··········

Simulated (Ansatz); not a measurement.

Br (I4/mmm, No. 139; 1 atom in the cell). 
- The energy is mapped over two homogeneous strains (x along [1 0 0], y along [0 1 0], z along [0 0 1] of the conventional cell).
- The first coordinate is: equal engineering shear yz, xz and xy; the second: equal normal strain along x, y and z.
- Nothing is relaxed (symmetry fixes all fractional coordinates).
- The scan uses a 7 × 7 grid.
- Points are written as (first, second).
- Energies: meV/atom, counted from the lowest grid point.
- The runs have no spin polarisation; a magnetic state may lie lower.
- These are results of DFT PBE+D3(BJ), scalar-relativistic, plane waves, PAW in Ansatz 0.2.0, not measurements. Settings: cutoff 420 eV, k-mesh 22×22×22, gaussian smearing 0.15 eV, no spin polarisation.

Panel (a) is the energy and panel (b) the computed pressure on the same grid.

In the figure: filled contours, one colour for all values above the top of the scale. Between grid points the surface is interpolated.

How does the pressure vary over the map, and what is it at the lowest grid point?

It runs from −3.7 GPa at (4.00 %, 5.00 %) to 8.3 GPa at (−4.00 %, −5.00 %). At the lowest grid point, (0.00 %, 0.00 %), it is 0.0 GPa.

··········

Print again the lines of the entries above that fall between the line holding "- The energy" and the line holding "- The first", inclusive, exactly as they stand.

- The energy is mapped over two homogeneous strains (x along [1 0 0], y along [0 1 0], z along [0 0 1] of the conventional cell).
- The first coordinate is: equal engineering shear yz, xz and xy; the second: equal normal strain along x, y and z.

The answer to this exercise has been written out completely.